:: Records provided ::
+ + + +

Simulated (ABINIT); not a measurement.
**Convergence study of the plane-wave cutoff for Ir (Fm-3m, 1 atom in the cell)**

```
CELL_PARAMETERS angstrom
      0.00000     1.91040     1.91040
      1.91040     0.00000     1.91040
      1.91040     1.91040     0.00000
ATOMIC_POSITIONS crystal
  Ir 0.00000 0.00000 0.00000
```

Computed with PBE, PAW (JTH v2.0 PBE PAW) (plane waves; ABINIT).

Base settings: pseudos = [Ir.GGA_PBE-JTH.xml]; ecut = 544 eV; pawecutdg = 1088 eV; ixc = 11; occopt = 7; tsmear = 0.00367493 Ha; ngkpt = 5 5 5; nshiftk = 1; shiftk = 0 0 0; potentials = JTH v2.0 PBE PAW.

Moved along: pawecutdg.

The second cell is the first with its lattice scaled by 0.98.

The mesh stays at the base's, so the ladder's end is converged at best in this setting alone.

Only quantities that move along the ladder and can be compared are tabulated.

+ + + +

:: Work instruction ::
A verbatim version of the complete listing above is to be returned.

:: Answer area ::
Simulated (ABINIT); not a measurement.
**Convergence study of the plane-wave cutoff for Ir (Fm-3m, 1 atom in the cell)**

```
CELL_PARAMETERS angstrom
      0.00000     1.91040     1.91040
      1.91040     0.00000     1.91040
      1.91040     1.91040     0.00000
ATOMIC_POSITIONS crystal
  Ir 0.00000 0.00000 0.00000
```

Computed with PBE, PAW (JTH v2.0 PBE PAW) (plane waves; ABINIT).

Base settings: pseudos = [Ir.GGA_PBE-JTH.xml]; ecut = 544 eV; pawecutdg = 1088 eV; ixc = 11; occopt = 7; tsmear = 0.00367493 Ha; ngkpt = 5 5 5; nshiftk = 1; shiftk = 0 0 0; potentials = JTH v2.0 PBE PAW.

Moved along: pawecutdg.

The second cell is the first with its lattice scaled by 0.98.

The mesh stays at the base's, so the ladder's end is converged at best in this setting alone.

Only quantities that move along the ladder and can be compared are tabulated.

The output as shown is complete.